• [GIVEN ENTRIES]:
------------------------------------------------
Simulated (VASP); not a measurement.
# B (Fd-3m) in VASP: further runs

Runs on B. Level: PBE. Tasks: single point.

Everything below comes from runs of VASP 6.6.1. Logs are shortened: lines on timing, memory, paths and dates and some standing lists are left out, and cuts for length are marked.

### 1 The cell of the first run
------------------------------------------------

• [ACTIVITY]:
Send back all of the material exactly as given.

• [EXERCISE RESPONSE]:
Simulated (VASP); not a measurement.
# B (Fd-3m) in VASP: further runs

Runs on B. Level: PBE. Tasks: single point.

Everything below comes from runs of VASP 6.6.1. Logs are shortened: lines on timing, memory, paths and dates and some standing lists are left out, and cuts for length are marked.

### 1 The cell of the first run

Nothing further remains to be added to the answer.